• _Action item_
Could you print every line from the first one of the records below through the line containing "Solution. One equivalent", with both included and nothing else?

• _Extracted data_
═══

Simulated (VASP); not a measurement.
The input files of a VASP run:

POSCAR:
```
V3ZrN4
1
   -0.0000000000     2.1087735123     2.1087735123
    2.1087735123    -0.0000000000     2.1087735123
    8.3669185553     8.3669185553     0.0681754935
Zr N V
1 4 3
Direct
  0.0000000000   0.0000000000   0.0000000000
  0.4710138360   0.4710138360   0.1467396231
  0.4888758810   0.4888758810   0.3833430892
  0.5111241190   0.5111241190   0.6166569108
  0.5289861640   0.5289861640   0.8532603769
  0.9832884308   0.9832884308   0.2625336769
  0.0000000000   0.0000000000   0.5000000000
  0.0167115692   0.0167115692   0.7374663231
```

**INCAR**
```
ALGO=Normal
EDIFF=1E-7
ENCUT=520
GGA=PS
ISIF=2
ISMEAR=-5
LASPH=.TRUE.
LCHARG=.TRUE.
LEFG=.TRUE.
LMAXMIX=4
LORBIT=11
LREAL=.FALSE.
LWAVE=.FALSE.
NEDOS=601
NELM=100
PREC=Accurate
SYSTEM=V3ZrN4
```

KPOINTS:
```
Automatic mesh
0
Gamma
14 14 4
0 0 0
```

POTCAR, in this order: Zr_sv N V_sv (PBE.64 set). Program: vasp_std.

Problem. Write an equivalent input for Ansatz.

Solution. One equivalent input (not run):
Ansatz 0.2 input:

═══

• _Written reply_
Simulated (VASP); not a measurement.
The input files of a VASP run:

POSCAR:
```
V3ZrN4
1
   -0.0000000000     2.1087735123     2.1087735123
    2.1087735123    -0.0000000000     2.1087735123
    8.3669185553     8.3669185553     0.0681754935
Zr N V
1 4 3
Direct
  0.0000000000   0.0000000000   0.0000000000
  0.4710138360   0.4710138360   0.1467396231
  0.4888758810   0.4888758810   0.3833430892
  0.5111241190   0.5111241190   0.6166569108
  0.5289861640   0.5289861640   0.8532603769
  0.9832884308   0.9832884308   0.2625336769
  0.0000000000   0.0000000000   0.5000000000
  0.0167115692   0.0167115692   0.7374663231
```

**INCAR**
```
ALGO=Normal
EDIFF=1E-7
ENCUT=520
GGA=PS
ISIF=2
ISMEAR=-5
LASPH=.TRUE.
LCHARG=.TRUE.
LEFG=.TRUE.
LMAXMIX=4
LORBIT=11
LREAL=.FALSE.
LWAVE=.FALSE.
NEDOS=601
NELM=100
PREC=Accurate
SYSTEM=V3ZrN4
```

KPOINTS:
```
Automatic mesh
0
Gamma
14 14 4
0 0 0
```

POTCAR, in this order: Zr_sv N V_sv (PBE.64 set). Program: vasp_std.

Problem. Write an equivalent input for Ansatz.

Solution. One equivalent input (not run):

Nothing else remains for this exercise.